ACTIVITY –
In the records below, find the line containing "# free-standing square" and the line containing "All later steps read the density of this run."; please repeat exactly the lines from one to the other, both included, and nothing more.

RECORDS PROVIDED –
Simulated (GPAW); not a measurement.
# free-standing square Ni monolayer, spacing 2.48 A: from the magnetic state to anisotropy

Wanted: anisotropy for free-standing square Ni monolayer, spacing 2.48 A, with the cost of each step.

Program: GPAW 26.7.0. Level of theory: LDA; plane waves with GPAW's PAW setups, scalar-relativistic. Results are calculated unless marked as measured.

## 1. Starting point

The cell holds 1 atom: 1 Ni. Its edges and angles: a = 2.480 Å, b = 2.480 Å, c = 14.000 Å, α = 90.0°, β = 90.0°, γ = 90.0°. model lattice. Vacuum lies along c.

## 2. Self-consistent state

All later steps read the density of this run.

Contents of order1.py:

RESPONSE –
# free-standing square Ni monolayer, spacing 2.48 A: from the magnetic state to anisotropy

Wanted: anisotropy for free-standing square Ni monolayer, spacing 2.48 A, with the cost of each step.

Program: GPAW 26.7.0. Level of theory: LDA; plane waves with GPAW's PAW setups, scalar-relativistic. Results are calculated unless marked as measured.

## 1. Starting point

The cell holds 1 atom: 1 Ni. Its edges and angles: a = 2.480 Å, b = 2.480 Å, c = 14.000 Å, α = 90.0°, β = 90.0°, γ = 90.0°. model lattice. Vacuum lies along c.

## 2. Self-consistent state

All later steps read the density of this run.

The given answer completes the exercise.